• **DATASET EXTRACT**:
*** Block opens ***

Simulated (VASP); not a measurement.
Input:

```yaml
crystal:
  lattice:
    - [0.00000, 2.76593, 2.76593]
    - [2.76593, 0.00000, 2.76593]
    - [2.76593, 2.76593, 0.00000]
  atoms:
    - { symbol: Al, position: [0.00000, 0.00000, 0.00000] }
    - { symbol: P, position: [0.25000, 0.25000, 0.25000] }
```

*** Block closes ***

• **TASK ITEM**:
Go through the listing and copy all of it exactly.

• **ANSWER BOX**:
Simulated (VASP); not a measurement.
Input:

```yaml
crystal:
  lattice:
    - [0.00000, 2.76593, 2.76593]
    - [2.76593, 0.00000, 2.76593]
    - [2.76593, 2.76593, 0.00000]
  atoms:
    - { symbol: Al, position: [0.00000, 0.00000, 0.00000] }
    - { symbol: P, position: [0.25000, 0.25000, 0.25000] }
```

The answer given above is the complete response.